**ACTION ITEM**. Repeat the entries below exactly. Begin with the first line and end with the line that contains "Alike in both".

══════════════════════════════
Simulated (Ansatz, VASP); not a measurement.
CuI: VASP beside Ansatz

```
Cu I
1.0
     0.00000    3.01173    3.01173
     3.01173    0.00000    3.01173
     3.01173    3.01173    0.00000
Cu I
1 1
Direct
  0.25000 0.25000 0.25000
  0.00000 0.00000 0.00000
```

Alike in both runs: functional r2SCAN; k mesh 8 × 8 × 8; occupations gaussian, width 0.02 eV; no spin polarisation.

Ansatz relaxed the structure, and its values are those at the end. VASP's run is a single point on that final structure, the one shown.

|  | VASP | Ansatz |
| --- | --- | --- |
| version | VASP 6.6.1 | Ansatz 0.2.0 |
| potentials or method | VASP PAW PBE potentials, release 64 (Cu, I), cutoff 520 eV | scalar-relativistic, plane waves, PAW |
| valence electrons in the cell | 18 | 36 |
══════════════════════════════

**EXERCISE RESULT**.
Simulated (Ansatz, VASP); not a measurement.
CuI: VASP beside Ansatz

```
Cu I
1.0
     0.00000    3.01173    3.01173
     3.01173    0.00000    3.01173
     3.01173    3.01173    0.00000
Cu I
1 1
Direct
  0.25000 0.25000 0.25000
  0.00000 0.00000 0.00000
```

Alike in both runs: functional r2SCAN; k mesh 8 × 8 × 8; occupations gaussian, width 0.02 eV; no spin polarisation.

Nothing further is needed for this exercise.